━━ Given entries

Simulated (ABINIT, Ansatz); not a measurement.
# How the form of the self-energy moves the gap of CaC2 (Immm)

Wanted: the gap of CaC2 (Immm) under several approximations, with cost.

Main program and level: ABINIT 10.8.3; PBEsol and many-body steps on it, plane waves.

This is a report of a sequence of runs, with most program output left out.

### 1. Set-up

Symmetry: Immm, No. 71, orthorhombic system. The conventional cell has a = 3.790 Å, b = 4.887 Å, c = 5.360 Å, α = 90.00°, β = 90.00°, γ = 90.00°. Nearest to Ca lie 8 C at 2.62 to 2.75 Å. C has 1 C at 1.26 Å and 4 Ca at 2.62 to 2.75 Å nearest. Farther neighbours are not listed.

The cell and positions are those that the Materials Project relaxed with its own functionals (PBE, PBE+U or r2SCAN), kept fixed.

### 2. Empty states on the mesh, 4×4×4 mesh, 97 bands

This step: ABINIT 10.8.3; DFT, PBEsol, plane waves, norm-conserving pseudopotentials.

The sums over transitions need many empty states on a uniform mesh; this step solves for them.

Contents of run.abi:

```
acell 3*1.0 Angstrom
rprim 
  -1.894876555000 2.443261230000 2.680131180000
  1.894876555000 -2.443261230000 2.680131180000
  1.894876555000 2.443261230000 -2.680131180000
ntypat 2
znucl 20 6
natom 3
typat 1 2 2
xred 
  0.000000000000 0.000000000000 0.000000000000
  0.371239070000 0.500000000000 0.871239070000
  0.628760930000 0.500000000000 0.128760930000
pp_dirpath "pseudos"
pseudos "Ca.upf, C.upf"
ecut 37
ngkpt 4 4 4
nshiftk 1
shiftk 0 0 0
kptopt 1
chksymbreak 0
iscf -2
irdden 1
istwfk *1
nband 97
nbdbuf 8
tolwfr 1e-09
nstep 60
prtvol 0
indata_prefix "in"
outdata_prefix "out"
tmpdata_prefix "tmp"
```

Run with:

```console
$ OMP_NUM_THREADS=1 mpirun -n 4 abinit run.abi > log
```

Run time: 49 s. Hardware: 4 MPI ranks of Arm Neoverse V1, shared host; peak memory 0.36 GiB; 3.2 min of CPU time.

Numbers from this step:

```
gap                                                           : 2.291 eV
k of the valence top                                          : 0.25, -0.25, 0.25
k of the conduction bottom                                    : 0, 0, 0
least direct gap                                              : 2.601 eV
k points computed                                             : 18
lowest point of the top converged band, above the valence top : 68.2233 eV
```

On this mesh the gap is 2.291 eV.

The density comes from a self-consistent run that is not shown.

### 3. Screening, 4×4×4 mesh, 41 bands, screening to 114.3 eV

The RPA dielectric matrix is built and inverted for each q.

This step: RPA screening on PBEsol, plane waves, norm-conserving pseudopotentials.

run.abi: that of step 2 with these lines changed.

━━━━

=== Brief ===
The answer is the run of lines above from the line containing "### 3. Screening, 4×4×4" through the line containing "This step: RPA", copied exactly and alone.

=== Worked solution ===
### 3. Screening, 4×4×4 mesh, 41 bands, screening to 114.3 eV

The RPA dielectric matrix is built and inverted for each q.

This step: RPA screening on PBEsol, plane waves, norm-conserving pseudopotentials.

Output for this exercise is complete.